• • • • •

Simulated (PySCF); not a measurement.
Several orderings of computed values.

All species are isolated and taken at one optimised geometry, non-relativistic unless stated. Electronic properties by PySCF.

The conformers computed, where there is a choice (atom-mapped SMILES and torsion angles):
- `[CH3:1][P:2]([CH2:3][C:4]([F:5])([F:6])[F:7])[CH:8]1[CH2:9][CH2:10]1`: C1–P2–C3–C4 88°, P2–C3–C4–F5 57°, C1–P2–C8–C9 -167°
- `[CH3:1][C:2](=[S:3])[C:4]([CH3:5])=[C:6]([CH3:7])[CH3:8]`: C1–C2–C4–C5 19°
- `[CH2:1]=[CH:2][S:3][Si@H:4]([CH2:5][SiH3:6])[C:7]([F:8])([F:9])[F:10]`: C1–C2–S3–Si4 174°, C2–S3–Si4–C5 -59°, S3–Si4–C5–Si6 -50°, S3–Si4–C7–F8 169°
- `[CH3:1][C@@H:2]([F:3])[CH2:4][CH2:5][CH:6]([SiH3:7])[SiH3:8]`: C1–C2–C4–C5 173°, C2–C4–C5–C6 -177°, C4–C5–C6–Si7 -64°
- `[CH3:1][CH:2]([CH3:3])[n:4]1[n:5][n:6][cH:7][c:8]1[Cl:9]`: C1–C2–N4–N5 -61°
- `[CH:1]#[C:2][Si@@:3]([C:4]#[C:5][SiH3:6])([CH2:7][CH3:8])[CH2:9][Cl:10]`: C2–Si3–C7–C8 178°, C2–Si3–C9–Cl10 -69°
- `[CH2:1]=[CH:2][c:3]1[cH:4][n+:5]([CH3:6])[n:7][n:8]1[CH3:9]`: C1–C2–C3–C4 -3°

• • • • •

## ACTION ITEM:
Set down the lines of the listing word for word, from its first line through the line containing "178°, C2–Si3–C9–Cl10 -69°". Both of those lines belong in the answer, and no others do.

## ANSWER BOX:
Simulated (PySCF); not a measurement.
Several orderings of computed values.

All species are isolated and taken at one optimised geometry, non-relativistic unless stated. Electronic properties by PySCF.

The conformers computed, where there is a choice (atom-mapped SMILES and torsion angles):
- `[CH3:1][P:2]([CH2:3][C:4]([F:5])([F:6])[F:7])[CH:8]1[CH2:9][CH2:10]1`: C1–P2–C3–C4 88°, P2–C3–C4–F5 57°, C1–P2–C8–C9 -167°
- `[CH3:1][C:2](=[S:3])[C:4]([CH3:5])=[C:6]([CH3:7])[CH3:8]`: C1–C2–C4–C5 19°
- `[CH2:1]=[CH:2][S:3][Si@H:4]([CH2:5][SiH3:6])[C:7]([F:8])([F:9])[F:10]`: C1–C2–S3–Si4 174°, C2–S3–Si4–C5 -59°, S3–Si4–C5–Si6 -50°, S3–Si4–C7–F8 169°
- `[CH3:1][C@@H:2]([F:3])[CH2:4][CH2:5][CH:6]([SiH3:7])[SiH3:8]`: C1–C2–C4–C5 173°, C2–C4–C5–C6 -177°, C4–C5–C6–Si7 -64°
- `[CH3:1][CH:2]([CH3:3])[n:4]1[n:5][n:6][cH:7][c:8]1[Cl:9]`: C1–C2–N4–N5 -61°
- `[CH:1]#[C:2][Si@@:3]([C:4]#[C:5][SiH3:6])([CH2:7][CH3:8])[CH2:9][Cl:10]`: C2–Si3–C7–C8 178°, C2–Si3–C9–Cl10 -69°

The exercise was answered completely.